++++++++++

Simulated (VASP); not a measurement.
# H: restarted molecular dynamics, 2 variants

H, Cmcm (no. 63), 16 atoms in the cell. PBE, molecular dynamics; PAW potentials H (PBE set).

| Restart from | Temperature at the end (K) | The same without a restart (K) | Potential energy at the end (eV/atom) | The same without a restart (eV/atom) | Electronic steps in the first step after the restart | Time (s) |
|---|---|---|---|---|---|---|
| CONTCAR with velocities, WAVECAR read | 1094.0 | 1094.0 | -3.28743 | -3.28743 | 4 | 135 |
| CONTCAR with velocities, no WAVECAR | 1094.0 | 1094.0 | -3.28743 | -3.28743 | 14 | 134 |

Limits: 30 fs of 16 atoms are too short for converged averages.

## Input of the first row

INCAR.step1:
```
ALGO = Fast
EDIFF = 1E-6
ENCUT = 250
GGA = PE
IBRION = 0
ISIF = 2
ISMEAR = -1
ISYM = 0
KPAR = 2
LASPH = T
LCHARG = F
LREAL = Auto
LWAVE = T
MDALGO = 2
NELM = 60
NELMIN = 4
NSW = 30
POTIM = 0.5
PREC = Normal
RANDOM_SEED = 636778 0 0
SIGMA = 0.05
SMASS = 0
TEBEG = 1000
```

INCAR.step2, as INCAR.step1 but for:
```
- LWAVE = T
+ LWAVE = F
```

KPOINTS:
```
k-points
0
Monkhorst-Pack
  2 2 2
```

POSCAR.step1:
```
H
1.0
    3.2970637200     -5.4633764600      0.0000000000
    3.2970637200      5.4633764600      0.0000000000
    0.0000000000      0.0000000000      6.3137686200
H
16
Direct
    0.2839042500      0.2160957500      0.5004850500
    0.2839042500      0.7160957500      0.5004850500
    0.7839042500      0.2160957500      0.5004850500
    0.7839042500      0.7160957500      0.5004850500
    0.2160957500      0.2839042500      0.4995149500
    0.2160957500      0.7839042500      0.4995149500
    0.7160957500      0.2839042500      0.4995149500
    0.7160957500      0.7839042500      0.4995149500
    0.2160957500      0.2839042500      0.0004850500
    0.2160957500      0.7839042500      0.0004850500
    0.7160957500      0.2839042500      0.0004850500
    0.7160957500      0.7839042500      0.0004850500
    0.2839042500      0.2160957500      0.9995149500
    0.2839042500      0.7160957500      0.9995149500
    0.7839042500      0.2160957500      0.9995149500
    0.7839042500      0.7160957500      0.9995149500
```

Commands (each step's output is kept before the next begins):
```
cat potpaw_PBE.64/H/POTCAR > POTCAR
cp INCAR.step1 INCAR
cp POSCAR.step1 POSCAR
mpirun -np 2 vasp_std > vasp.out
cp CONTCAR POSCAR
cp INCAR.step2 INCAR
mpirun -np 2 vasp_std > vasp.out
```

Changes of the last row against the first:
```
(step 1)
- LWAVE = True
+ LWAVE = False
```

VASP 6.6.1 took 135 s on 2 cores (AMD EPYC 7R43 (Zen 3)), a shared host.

++++++++++

__WORK INSTRUCTION__:
Write the lines again exactly, from the first line of the material above to the line that includes "H, Cmcm (no.", both included. Leave out all the rest.

__ANSWER SECTION__:
Simulated (VASP); not a measurement.
# H: restarted molecular dynamics, 2 variants

H, Cmcm (no. 63), 16 atoms in the cell. PBE, molecular dynamics; PAW potentials H (PBE set).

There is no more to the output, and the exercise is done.